▶ _Work item_:
Return exactly the lines below, starting with the one that has "(2) −0.18 eV/atom." and going on through the one that has "(3) Yes, bands".

▶ _Data extracts_:
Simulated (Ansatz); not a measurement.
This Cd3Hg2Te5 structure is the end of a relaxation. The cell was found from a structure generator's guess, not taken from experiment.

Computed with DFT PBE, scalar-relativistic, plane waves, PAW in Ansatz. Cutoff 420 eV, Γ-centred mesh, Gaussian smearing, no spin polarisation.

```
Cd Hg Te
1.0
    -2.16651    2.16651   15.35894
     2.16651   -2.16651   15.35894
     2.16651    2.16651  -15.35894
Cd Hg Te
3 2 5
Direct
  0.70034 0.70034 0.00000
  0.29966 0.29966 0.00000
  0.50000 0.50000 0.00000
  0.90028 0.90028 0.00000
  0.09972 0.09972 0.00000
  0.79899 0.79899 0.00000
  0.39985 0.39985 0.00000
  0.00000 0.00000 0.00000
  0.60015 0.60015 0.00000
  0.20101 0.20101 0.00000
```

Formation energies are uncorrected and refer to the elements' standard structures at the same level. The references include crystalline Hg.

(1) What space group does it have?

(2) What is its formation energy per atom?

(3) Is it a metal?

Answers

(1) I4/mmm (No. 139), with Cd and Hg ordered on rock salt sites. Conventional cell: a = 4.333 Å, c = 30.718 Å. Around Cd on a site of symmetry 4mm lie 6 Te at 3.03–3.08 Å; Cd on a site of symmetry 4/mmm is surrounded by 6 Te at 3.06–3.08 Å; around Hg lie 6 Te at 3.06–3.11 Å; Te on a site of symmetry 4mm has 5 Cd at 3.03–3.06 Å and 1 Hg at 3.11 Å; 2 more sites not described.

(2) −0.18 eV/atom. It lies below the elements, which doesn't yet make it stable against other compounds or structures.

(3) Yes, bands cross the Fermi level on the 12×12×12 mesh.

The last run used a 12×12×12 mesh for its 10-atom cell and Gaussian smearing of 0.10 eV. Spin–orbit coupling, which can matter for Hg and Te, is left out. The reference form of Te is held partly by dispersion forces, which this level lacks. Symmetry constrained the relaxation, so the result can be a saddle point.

▶ _Expected answer_:
(2) −0.18 eV/atom. It lies below the elements, which doesn't yet make it stable against other compounds or structures.

(3) Yes, bands cross the Fermi level on the 12×12×12 mesh.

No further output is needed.